• [Required action]: Every line of the material has to be retyped exactly.

<<<<

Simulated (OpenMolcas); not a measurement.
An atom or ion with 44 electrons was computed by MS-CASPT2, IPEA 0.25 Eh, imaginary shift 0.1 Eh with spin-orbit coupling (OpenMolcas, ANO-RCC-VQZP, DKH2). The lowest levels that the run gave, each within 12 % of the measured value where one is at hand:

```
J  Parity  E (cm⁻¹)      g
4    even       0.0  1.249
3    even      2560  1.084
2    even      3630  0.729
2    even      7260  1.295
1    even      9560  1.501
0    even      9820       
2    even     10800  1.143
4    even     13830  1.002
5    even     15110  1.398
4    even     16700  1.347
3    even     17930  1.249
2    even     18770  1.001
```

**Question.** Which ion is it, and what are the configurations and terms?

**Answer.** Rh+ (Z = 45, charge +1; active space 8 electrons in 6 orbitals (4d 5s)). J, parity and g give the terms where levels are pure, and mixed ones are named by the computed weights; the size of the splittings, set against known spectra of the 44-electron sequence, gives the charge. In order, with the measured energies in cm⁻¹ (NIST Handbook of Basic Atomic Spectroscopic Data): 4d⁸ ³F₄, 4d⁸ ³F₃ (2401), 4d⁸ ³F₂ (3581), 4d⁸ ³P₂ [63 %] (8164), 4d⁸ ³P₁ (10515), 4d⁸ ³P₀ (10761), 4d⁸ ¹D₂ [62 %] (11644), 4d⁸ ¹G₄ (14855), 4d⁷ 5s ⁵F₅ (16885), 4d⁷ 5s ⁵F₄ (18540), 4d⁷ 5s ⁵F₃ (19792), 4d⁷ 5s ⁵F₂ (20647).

>>>>

• [Written solution]:
Simulated (OpenMolcas); not a measurement.
An atom or ion with 44 electrons was computed by MS-CASPT2, IPEA 0.25 Eh, imaginary shift 0.1 Eh with spin-orbit coupling (OpenMolcas, ANO-RCC-VQZP, DKH2). The lowest levels that the run gave, each within 12 % of the measured value where one is at hand:

```
J  Parity  E (cm⁻¹)      g
4    even       0.0  1.249
3    even      2560  1.084
2    even      3630  0.729
2    even      7260  1.295
1    even      9560  1.501
0    even      9820       
2    even     10800  1.143
4    even     13830  1.002
5    even     15110  1.398
4    even     16700  1.347
3    even     17930  1.249
2    even     18770  1.001
```

**Question.** Which ion is it, and what are the configurations and terms?

**Answer.** Rh+ (Z = 45, charge +1; active space 8 electrons in 6 orbitals (4d 5s)). J, parity and g give the terms where levels are pure, and mixed ones are named by the computed weights; the size of the splittings, set against known spectra of the 44-electron sequence, gives the charge. In order, with the measured energies in cm⁻¹ (NIST Handbook of Basic Atomic Spectroscopic Data): 4d⁸ ³F₄, 4d⁸ ³F₃ (2401), 4d⁸ ³F₂ (3581), 4d⁸ ³P₂ [63 %] (8164), 4d⁸ ³P₁ (10515), 4d⁸ ³P₀ (10761), 4d⁸ ¹D₂ [62 %] (11644), 4d⁸ ¹G₄ (14855), 4d⁷ 5s ⁵F₅ (16885), 4d⁷ 5s ⁵F₄ (18540), 4d⁷ 5s ⁵F₃ (19792), 4d⁷ 5s ⁵F₂ (20647).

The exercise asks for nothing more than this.